• _Action item_
After reading the entries below, copy word for word the lines from the first through the line containing "Do two independent", and stop there.

• _Material shown_
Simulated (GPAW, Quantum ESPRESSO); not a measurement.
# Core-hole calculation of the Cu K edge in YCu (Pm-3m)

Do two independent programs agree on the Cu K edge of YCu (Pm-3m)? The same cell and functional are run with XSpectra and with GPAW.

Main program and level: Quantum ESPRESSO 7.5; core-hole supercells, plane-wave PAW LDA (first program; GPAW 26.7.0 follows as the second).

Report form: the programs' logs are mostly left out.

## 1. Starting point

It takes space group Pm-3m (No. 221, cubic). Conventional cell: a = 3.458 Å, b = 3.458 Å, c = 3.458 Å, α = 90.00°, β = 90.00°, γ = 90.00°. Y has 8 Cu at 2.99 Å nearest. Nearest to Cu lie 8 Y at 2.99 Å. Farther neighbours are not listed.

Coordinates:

• _Expected answer_
Simulated (GPAW, Quantum ESPRESSO); not a measurement.
# Core-hole calculation of the Cu K edge in YCu (Pm-3m)

Do two independent programs agree on the Cu K edge of YCu (Pm-3m)? The same cell and functional are run with XSpectra and with GPAW.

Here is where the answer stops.